=== Assigned task ===
Copy out each line below exactly as it appears.

=== Source information ===
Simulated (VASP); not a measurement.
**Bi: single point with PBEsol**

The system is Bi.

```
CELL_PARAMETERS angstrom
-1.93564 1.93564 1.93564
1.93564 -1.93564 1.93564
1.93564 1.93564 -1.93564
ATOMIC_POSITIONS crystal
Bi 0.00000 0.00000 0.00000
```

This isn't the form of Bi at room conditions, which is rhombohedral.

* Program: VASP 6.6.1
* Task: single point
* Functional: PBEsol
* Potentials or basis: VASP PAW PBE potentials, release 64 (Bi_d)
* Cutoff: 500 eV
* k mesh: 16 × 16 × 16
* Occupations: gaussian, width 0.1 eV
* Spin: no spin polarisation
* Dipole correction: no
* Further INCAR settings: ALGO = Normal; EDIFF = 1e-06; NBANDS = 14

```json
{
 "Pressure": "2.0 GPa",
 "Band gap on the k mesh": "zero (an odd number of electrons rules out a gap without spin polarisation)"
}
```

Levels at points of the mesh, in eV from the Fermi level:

=== Answer section ===
Simulated (VASP); not a measurement.
**Bi: single point with PBEsol**

The system is Bi.

```
CELL_PARAMETERS angstrom
-1.93564 1.93564 1.93564
1.93564 -1.93564 1.93564
1.93564 1.93564 -1.93564
ATOMIC_POSITIONS crystal
Bi 0.00000 0.00000 0.00000
```

This isn't the form of Bi at room conditions, which is rhombohedral.

* Program: VASP 6.6.1
* Task: single point
* Functional: PBEsol
* Potentials or basis: VASP PAW PBE potentials, release 64 (Bi_d)
* Cutoff: 500 eV
* k mesh: 16 × 16 × 16
* Occupations: gaussian, width 0.1 eV
* Spin: no spin polarisation
* Dipole correction: no
* Further INCAR settings: ALGO = Normal; EDIFF = 1e-06; NBANDS = 14

```json
{
 "Pressure": "2.0 GPa",
 "Band gap on the k mesh": "zero (an odd number of electrons rules out a gap without spin polarisation)"
}
```

Levels at points of the mesh, in eV from the Fermi level:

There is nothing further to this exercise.